_Data for review_
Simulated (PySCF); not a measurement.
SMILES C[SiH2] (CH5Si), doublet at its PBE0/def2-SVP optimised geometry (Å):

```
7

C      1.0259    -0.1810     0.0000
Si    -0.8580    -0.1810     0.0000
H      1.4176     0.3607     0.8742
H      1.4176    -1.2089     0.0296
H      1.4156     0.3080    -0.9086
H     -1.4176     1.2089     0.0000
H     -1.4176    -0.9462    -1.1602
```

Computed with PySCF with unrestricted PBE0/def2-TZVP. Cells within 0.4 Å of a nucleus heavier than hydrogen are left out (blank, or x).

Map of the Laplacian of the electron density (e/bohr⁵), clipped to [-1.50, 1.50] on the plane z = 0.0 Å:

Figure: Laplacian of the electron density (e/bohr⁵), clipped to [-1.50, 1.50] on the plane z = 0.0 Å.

_Required action_
All of the records above should be repeated exactly.

_Exercise answer_
Simulated (PySCF); not a measurement.
SMILES C[SiH2] (CH5Si), doublet at its PBE0/def2-SVP optimised geometry (Å):

```
7

C      1.0259    -0.1810     0.0000
Si    -0.8580    -0.1810     0.0000
H      1.4176     0.3607     0.8742
H      1.4176    -1.2089     0.0296
H      1.4156     0.3080    -0.9086
H     -1.4176     1.2089     0.0000
H     -1.4176    -0.9462    -1.1602
```

Computed with PySCF with unrestricted PBE0/def2-TZVP. Cells within 0.4 Å of a nucleus heavier than hydrogen are left out (blank, or x).

Map of the Laplacian of the electron density (e/bohr⁵), clipped to [-1.50, 1.50] on the plane z = 0.0 Å:

Figure: Laplacian of the electron density (e/bohr⁵), clipped to [-1.50, 1.50] on the plane z = 0.0 Å.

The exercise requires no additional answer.